### DATA UNDER STUDY
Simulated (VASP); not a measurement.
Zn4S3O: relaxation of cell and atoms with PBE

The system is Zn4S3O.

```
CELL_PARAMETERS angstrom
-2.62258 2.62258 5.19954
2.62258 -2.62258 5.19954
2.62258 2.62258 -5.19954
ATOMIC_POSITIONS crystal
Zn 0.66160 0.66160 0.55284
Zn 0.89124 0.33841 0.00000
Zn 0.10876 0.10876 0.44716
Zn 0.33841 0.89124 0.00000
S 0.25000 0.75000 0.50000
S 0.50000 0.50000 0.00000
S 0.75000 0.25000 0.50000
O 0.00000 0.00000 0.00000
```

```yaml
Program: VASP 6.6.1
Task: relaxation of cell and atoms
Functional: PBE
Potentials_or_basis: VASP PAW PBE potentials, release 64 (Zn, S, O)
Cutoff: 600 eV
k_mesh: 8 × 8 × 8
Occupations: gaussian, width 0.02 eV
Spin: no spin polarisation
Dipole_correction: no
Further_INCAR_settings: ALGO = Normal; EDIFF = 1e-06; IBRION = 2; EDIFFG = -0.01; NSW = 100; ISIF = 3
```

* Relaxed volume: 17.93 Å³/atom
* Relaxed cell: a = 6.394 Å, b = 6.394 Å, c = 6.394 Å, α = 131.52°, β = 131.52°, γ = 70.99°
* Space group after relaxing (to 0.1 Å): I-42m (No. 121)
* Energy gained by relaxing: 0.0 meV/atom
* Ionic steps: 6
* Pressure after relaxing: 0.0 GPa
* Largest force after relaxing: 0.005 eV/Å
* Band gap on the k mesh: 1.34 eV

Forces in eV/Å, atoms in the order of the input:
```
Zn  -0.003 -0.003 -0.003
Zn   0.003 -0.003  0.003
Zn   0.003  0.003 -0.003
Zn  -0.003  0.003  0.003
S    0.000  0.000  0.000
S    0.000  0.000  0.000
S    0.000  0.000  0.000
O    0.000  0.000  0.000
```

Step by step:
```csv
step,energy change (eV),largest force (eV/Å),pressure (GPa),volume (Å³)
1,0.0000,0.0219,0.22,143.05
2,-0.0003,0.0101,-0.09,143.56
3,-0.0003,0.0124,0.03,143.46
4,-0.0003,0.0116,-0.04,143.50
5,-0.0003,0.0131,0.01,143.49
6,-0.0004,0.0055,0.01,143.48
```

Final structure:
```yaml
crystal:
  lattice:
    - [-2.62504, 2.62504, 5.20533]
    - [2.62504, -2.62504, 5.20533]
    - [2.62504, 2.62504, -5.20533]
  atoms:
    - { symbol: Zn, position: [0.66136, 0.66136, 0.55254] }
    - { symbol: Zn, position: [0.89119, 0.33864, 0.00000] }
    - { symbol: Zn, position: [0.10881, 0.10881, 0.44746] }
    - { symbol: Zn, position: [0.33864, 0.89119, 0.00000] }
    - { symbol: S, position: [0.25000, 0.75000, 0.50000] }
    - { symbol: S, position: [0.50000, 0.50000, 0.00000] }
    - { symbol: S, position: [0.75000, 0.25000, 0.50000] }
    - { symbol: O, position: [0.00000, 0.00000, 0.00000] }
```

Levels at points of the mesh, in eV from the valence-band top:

### BRIEF
What is wanted is every line from the first line of the entries through the line that contains "relaxing: 0.0 GPa", given again exactly.

### RESPONSE
Simulated (VASP); not a measurement.
Zn4S3O: relaxation of cell and atoms with PBE

The system is Zn4S3O.

```
CELL_PARAMETERS angstrom
-2.62258 2.62258 5.19954
2.62258 -2.62258 5.19954
2.62258 2.62258 -5.19954
ATOMIC_POSITIONS crystal
Zn 0.66160 0.66160 0.55284
Zn 0.89124 0.33841 0.00000
Zn 0.10876 0.10876 0.44716
Zn 0.33841 0.89124 0.00000
S 0.25000 0.75000 0.50000
S 0.50000 0.50000 0.00000
S 0.75000 0.25000 0.50000
O 0.00000 0.00000 0.00000
```

```yaml
Program: VASP 6.6.1
Task: relaxation of cell and atoms
Functional: PBE
Potentials_or_basis: VASP PAW PBE potentials, release 64 (Zn, S, O)
Cutoff: 600 eV
k_mesh: 8 × 8 × 8
Occupations: gaussian, width 0.02 eV
Spin: no spin polarisation
Dipole_correction: no
Further_INCAR_settings: ALGO = Normal; EDIFF = 1e-06; IBRION = 2; EDIFFG = -0.01; NSW = 100; ISIF = 3
```

* Relaxed volume: 17.93 Å³/atom
* Relaxed cell: a = 6.394 Å, b = 6.394 Å, c = 6.394 Å, α = 131.52°, β = 131.52°, γ = 70.99°
* Space group after relaxing (to 0.1 Å): I-42m (No. 121)
* Energy gained by relaxing: 0.0 meV/atom
* Ionic steps: 6
* Pressure after relaxing: 0.0 GPa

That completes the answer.